## BRIEF
Please transcribe exactly, and only, the lines of the data below between the line holding "H–H 0.81 Å." and the line holding "Some settings of", inclusive.

Content starts

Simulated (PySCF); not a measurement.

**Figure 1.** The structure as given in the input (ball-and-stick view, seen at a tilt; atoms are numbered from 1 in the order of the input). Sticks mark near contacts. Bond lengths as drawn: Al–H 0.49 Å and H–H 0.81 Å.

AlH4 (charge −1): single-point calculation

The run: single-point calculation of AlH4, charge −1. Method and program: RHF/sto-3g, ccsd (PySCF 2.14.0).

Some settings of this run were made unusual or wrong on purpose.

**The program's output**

Content ends

## RESPONSE BOX
**Figure 1.** The structure as given in the input (ball-and-stick view, seen at a tilt; atoms are numbered from 1 in the order of the input). Sticks mark near contacts. Bond lengths as drawn: Al–H 0.49 Å and H–H 0.81 Å.

AlH4 (charge −1): single-point calculation

The run: single-point calculation of AlH4, charge −1. Method and program: RHF/sto-3g, ccsd (PySCF 2.14.0).

Some settings of this run were made unusual or wrong on purpose.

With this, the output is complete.